━━━━━ ENTRIES SUPPLIED ━━━━━

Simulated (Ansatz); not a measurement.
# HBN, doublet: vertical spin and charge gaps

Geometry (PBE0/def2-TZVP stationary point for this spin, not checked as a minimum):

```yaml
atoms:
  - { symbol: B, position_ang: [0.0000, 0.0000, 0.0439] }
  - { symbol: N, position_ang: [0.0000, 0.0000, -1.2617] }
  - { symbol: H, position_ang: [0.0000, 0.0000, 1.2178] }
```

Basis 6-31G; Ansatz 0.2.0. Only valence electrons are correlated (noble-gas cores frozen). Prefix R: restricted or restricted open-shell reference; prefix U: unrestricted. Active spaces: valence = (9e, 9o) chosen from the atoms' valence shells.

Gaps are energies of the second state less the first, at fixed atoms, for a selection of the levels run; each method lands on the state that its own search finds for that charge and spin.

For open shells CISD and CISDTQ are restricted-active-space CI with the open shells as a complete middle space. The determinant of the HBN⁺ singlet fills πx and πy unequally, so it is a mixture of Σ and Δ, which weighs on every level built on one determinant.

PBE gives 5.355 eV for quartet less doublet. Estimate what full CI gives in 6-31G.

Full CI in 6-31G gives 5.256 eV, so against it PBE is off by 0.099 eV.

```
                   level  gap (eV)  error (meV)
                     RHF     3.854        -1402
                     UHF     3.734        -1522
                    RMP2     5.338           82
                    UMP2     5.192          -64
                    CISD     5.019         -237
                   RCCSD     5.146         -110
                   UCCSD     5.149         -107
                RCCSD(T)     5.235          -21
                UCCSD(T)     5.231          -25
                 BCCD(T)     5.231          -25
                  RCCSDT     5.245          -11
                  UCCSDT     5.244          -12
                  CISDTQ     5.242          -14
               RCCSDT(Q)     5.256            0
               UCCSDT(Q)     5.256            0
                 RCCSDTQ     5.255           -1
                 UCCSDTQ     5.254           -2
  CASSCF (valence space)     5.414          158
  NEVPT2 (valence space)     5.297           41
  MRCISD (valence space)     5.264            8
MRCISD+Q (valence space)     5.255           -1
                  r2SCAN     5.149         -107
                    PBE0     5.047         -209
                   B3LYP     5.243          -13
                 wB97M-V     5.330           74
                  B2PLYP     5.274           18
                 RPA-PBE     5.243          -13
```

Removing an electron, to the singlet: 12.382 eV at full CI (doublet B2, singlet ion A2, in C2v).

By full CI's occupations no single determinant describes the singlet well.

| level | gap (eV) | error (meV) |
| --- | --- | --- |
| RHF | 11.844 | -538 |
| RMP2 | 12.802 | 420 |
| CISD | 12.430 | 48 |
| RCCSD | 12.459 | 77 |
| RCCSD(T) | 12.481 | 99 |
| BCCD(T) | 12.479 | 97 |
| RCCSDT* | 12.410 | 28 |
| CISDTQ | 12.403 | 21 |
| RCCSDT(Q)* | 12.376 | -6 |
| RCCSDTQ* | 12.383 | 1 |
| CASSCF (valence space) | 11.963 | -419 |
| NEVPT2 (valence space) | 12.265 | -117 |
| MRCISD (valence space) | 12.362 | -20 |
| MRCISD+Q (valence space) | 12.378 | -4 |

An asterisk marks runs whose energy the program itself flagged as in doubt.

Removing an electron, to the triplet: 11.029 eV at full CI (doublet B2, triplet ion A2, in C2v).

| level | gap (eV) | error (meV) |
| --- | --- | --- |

━━━━━

_TASK ITEM_
Please copy, word for word, every line from the first line of the records through the line containing "Gaps are energies", with both of those lines included and nothing else.

_ANSWER BOX_
Simulated (Ansatz); not a measurement.
# HBN, doublet: vertical spin and charge gaps

Geometry (PBE0/def2-TZVP stationary point for this spin, not checked as a minimum):

```yaml
atoms:
  - { symbol: B, position_ang: [0.0000, 0.0000, 0.0439] }
  - { symbol: N, position_ang: [0.0000, 0.0000, -1.2617] }
  - { symbol: H, position_ang: [0.0000, 0.0000, 1.2178] }
```

Basis 6-31G; Ansatz 0.2.0. Only valence electrons are correlated (noble-gas cores frozen). Prefix R: restricted or restricted open-shell reference; prefix U: unrestricted. Active spaces: valence = (9e, 9o) chosen from the atoms' valence shells.

Gaps are energies of the second state less the first, at fixed atoms, for a selection of the levels run; each method lands on the state that its own search finds for that charge and spin.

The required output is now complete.